WORK REQUEST> Please copy exactly the lines from the top of the data through the line containing "C. level LDA;", and nothing else.

SUPPLIED MATERIAL>
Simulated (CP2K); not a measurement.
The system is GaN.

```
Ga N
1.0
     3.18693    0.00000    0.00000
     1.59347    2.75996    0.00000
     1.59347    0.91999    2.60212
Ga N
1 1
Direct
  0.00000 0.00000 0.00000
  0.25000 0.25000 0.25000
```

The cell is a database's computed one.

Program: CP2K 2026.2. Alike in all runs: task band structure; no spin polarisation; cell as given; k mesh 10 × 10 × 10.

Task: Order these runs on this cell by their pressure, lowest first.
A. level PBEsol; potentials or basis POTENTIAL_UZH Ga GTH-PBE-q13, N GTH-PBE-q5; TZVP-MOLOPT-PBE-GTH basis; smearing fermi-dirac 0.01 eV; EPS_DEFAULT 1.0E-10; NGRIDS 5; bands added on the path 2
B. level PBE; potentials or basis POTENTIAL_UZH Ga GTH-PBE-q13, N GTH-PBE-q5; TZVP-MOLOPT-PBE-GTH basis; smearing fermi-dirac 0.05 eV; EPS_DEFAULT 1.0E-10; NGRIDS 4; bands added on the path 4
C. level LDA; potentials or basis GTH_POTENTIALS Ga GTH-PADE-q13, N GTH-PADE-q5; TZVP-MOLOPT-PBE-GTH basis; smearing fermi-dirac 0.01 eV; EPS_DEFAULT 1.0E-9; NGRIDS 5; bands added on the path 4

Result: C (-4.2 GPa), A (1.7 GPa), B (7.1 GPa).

ANSWER SECTION>
Simulated (CP2K); not a measurement.
The system is GaN.

```
Ga N
1.0
     3.18693    0.00000    0.00000
     1.59347    2.75996    0.00000
     1.59347    0.91999    2.60212
Ga N
1 1
Direct
  0.00000 0.00000 0.00000
  0.25000 0.25000 0.25000
```

The cell is a database's computed one.

Program: CP2K 2026.2. Alike in all runs: task band structure; no spin polarisation; cell as given; k mesh 10 × 10 × 10.

Task: Order these runs on this cell by their pressure, lowest first.
A. level PBEsol; potentials or basis POTENTIAL_UZH Ga GTH-PBE-q13, N GTH-PBE-q5; TZVP-MOLOPT-PBE-GTH basis; smearing fermi-dirac 0.01 eV; EPS_DEFAULT 1.0E-10; NGRIDS 5; bands added on the path 2
B. level PBE; potentials or basis POTENTIAL_UZH Ga GTH-PBE-q13, N GTH-PBE-q5; TZVP-MOLOPT-PBE-GTH basis; smearing fermi-dirac 0.05 eV; EPS_DEFAULT 1.0E-10; NGRIDS 4; bands added on the path 4
C. level LDA; potentials or basis GTH_POTENTIALS Ga GTH-PADE-q13, N GTH-PADE-q5; TZVP-MOLOPT-PBE-GTH basis; smearing fermi-dirac 0.01 eV; EPS_DEFAULT 1.0E-9; NGRIDS 5; bands added on the path 4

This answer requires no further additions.